■ Exercise ■
Reproduce each line below without any alteration.

○ ○ ○ ○ ○ ○ ○

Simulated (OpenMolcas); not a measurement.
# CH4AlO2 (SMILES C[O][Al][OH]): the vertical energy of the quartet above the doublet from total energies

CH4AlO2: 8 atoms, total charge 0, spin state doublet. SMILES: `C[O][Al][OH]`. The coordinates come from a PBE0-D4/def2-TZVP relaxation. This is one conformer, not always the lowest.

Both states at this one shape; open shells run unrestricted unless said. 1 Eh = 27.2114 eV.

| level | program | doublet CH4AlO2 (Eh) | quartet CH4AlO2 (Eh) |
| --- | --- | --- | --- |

○ ○ ○ ○ ○ ○ ○

■ Exercise answer ■
Simulated (OpenMolcas); not a measurement.
# CH4AlO2 (SMILES C[O][Al][OH]): the vertical energy of the quartet above the doublet from total energies

CH4AlO2: 8 atoms, total charge 0, spin state doublet. SMILES: `C[O][Al][OH]`. The coordinates come from a PBE0-D4/def2-TZVP relaxation. This is one conformer, not always the lowest.

Both states at this one shape; open shells run unrestricted unless said. 1 Eh = 27.2114 eV.

| level | program | doublet CH4AlO2 (Eh) | quartet CH4AlO2 (Eh) |
| --- | --- | --- | --- |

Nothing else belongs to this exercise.